Activity
Retype verbatim the lines of the listing, from the very first through the line with "## Step 2: End point A".

╭─ Dataset excerpts

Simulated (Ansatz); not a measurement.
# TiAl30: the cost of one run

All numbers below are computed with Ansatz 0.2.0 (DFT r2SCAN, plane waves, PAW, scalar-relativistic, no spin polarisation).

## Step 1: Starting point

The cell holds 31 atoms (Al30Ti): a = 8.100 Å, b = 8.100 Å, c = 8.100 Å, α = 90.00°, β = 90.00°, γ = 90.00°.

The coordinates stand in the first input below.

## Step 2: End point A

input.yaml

╰─

Worked solution
Simulated (Ansatz); not a measurement.
# TiAl30: the cost of one run

All numbers below are computed with Ansatz 0.2.0 (DFT r2SCAN, plane waves, PAW, scalar-relativistic, no spin polarisation).

## Step 1: Starting point

The cell holds 31 atoms (Al30Ti): a = 8.100 Å, b = 8.100 Å, c = 8.100 Å, α = 90.00°, β = 90.00°, γ = 90.00°.

The coordinates stand in the first input below.

## Step 2: End point A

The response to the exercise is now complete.